▸ Assigned task
Transcribe the data below in full, exactly.

▸ Provided data
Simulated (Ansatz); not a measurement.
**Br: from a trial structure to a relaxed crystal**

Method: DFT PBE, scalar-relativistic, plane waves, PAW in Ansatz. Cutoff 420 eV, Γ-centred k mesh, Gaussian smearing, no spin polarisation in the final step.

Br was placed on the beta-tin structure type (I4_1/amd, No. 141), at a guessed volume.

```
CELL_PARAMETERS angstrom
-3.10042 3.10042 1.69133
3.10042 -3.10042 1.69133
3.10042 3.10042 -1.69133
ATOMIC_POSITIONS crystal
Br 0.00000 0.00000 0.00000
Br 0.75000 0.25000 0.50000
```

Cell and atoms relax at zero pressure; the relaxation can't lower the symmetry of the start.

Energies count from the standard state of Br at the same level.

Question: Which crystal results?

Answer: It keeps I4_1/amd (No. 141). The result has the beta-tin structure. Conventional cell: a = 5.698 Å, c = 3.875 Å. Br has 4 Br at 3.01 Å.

▸ Task result
Simulated (Ansatz); not a measurement.
**Br: from a trial structure to a relaxed crystal**

Method: DFT PBE, scalar-relativistic, plane waves, PAW in Ansatz. Cutoff 420 eV, Γ-centred k mesh, Gaussian smearing, no spin polarisation in the final step.

Br was placed on the beta-tin structure type (I4_1/amd, No. 141), at a guessed volume.

```
CELL_PARAMETERS angstrom
-3.10042 3.10042 1.69133
3.10042 -3.10042 1.69133
3.10042 3.10042 -1.69133
ATOMIC_POSITIONS crystal
Br 0.00000 0.00000 0.00000
Br 0.75000 0.25000 0.50000
```

Cell and atoms relax at zero pressure; the relaxation can't lower the symmetry of the start.

Energies count from the standard state of Br at the same level.

Question: Which crystal results?

Answer: It keeps I4_1/amd (No. 141). The result has the beta-tin structure. Conventional cell: a = 5.698 Å, c = 3.875 Å. Br has 4 Br at 3.01 Å.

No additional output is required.